### DATASET
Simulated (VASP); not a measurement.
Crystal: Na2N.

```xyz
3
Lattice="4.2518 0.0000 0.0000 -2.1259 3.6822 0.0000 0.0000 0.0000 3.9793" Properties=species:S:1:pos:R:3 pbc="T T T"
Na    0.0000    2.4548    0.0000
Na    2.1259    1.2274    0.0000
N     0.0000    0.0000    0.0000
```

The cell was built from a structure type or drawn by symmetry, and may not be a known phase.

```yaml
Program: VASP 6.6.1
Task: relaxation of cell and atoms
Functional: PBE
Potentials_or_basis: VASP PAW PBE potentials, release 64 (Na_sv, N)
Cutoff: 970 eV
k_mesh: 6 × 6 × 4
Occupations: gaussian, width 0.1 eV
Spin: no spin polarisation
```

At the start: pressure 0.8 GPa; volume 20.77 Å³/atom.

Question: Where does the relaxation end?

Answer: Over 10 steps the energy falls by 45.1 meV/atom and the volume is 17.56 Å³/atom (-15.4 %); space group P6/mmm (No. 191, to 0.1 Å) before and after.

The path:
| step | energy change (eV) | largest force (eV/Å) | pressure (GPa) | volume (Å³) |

### REQUIREMENT
Restate the records word for word, leaving nothing out.

### WRITTEN SOLUTION
Simulated (VASP); not a measurement.
Crystal: Na2N.

```xyz
3
Lattice="4.2518 0.0000 0.0000 -2.1259 3.6822 0.0000 0.0000 0.0000 3.9793" Properties=species:S:1:pos:R:3 pbc="T T T"
Na    0.0000    2.4548    0.0000
Na    2.1259    1.2274    0.0000
N     0.0000    0.0000    0.0000
```

The cell was built from a structure type or drawn by symmetry, and may not be a known phase.

```yaml
Program: VASP 6.6.1
Task: relaxation of cell and atoms
Functional: PBE
Potentials_or_basis: VASP PAW PBE potentials, release 64 (Na_sv, N)
Cutoff: 970 eV
k_mesh: 6 × 6 × 4
Occupations: gaussian, width 0.1 eV
Spin: no spin polarisation
```

At the start: pressure 0.8 GPa; volume 20.77 Å³/atom.

Question: Where does the relaxation end?

Answer: Over 10 steps the energy falls by 45.1 meV/atom and the volume is 17.56 Å³/atom (-15.4 %); space group P6/mmm (No. 191, to 0.1 Å) before and after.

The path:
| step | energy change (eV) | largest force (eV/Å) | pressure (GPa) | volume (Å³) |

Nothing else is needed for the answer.